- _Required action_: Write out again only the lines that run from the start of the entries to the line containing "Task: What is", both included.

- _Recorded data_:
□ □ □ □ □

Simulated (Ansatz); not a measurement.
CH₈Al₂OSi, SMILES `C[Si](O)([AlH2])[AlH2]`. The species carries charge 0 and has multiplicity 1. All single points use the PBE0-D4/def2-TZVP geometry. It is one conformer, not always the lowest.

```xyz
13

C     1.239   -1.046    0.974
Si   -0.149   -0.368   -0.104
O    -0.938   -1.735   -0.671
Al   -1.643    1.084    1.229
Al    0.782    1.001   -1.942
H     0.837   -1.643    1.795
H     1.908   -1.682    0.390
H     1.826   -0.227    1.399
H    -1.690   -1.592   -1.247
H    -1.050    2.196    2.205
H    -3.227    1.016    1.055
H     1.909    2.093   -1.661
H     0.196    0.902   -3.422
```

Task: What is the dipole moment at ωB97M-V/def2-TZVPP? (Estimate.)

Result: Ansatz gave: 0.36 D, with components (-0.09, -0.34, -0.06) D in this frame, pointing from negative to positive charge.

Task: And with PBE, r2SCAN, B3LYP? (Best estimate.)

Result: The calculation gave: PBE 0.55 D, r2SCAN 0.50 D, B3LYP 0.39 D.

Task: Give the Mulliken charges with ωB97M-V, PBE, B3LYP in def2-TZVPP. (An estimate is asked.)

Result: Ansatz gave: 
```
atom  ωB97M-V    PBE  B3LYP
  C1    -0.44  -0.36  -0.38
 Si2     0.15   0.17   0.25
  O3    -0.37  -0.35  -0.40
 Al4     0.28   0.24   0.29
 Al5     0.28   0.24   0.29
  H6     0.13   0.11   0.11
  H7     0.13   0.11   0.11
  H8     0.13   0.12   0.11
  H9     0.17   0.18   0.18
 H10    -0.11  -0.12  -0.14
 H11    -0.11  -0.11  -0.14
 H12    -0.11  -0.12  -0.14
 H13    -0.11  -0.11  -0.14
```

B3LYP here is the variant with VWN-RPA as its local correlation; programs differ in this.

□ □ □ □ □

- _Exercise answer_:
Simulated (Ansatz); not a measurement.
CH₈Al₂OSi, SMILES `C[Si](O)([AlH2])[AlH2]`. The species carries charge 0 and has multiplicity 1. All single points use the PBE0-D4/def2-TZVP geometry. It is one conformer, not always the lowest.

```xyz
13

C     1.239   -1.046    0.974
Si   -0.149   -0.368   -0.104
O    -0.938   -1.735   -0.671
Al   -1.643    1.084    1.229
Al    0.782    1.001   -1.942
H     0.837   -1.643    1.795
H     1.908   -1.682    0.390
H     1.826   -0.227    1.399
H    -1.690   -1.592   -1.247
H    -1.050    2.196    2.205
H    -3.227    1.016    1.055
H     1.909    2.093   -1.661
H     0.196    0.902   -3.422
```

Task: What is the dipole moment at ωB97M-V/def2-TZVPP? (Estimate.)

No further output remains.